········
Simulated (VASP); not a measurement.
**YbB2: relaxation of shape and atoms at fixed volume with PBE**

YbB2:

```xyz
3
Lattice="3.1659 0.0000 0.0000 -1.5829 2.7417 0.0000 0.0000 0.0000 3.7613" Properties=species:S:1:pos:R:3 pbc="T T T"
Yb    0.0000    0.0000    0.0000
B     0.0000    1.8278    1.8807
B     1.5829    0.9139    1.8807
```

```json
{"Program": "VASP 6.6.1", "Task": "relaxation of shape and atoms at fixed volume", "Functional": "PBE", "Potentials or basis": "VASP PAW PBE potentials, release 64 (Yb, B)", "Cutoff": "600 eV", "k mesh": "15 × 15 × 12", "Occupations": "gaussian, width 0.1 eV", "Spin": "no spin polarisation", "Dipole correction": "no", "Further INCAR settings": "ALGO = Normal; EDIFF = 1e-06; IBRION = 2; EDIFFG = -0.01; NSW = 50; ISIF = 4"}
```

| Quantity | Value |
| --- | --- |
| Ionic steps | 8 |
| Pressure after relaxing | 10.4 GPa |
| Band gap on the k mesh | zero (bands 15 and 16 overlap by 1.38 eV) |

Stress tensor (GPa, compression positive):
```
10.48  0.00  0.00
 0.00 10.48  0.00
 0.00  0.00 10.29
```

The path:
········

#### [Work instruction]
Reproduce the material above in full, exactly.

#### [Expected answer]
Simulated (VASP); not a measurement.
**YbB2: relaxation of shape and atoms at fixed volume with PBE**

YbB2:

```xyz
3
Lattice="3.1659 0.0000 0.0000 -1.5829 2.7417 0.0000 0.0000 0.0000 3.7613" Properties=species:S:1:pos:R:3 pbc="T T T"
Yb    0.0000    0.0000    0.0000
B     0.0000    1.8278    1.8807
B     1.5829    0.9139    1.8807
```

```json
{"Program": "VASP 6.6.1", "Task": "relaxation of shape and atoms at fixed volume", "Functional": "PBE", "Potentials or basis": "VASP PAW PBE potentials, release 64 (Yb, B)", "Cutoff": "600 eV", "k mesh": "15 × 15 × 12", "Occupations": "gaussian, width 0.1 eV", "Spin": "no spin polarisation", "Dipole correction": "no", "Further INCAR settings": "ALGO = Normal; EDIFF = 1e-06; IBRION = 2; EDIFFG = -0.01; NSW = 50; ISIF = 4"}
```

| Quantity | Value |
| --- | --- |
| Ionic steps | 8 |
| Pressure after relaxing | 10.4 GPa |
| Band gap on the k mesh | zero (bands 15 and 16 overlap by 1.38 eV) |

Stress tensor (GPa, compression positive):
```
10.48  0.00  0.00
 0.00 10.48  0.00
 0.00  0.00 10.29
```

The path:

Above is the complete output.